════════════════════

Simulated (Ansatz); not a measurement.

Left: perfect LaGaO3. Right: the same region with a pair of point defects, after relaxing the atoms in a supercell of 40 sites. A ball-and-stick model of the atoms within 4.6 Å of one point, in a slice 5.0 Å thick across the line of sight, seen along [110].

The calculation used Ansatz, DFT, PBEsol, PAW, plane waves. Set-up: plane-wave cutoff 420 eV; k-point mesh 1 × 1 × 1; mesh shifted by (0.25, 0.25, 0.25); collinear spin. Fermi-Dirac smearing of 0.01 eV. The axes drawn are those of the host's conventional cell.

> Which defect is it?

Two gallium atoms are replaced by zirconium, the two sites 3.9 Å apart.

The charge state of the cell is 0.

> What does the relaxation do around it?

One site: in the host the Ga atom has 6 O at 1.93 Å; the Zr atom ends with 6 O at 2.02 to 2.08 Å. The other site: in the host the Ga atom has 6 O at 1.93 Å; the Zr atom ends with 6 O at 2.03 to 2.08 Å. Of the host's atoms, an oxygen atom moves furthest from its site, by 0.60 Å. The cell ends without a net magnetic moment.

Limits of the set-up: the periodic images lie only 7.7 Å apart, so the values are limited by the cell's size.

════════════════════

Work instruction
Once you find the line with "The charge state of the cell is 0." in the entries above, output it and each line after it up to and including the line with "One site: in", and nothing else.

Expected answer
The charge state of the cell is 0.

> What does the relaxation do around it?

One site: in the host the Ga atom has 6 O at 1.93 Å; the Zr atom ends with 6 O at 2.02 to 2.08 Å. The other site: in the host the Ga atom has 6 O at 1.93 Å; the Zr atom ends with 6 O at 2.03 to 2.08 Å. Of the host's atoms, an oxygen atom moves furthest from its site, by 0.60 Å. The cell ends without a net magnetic moment.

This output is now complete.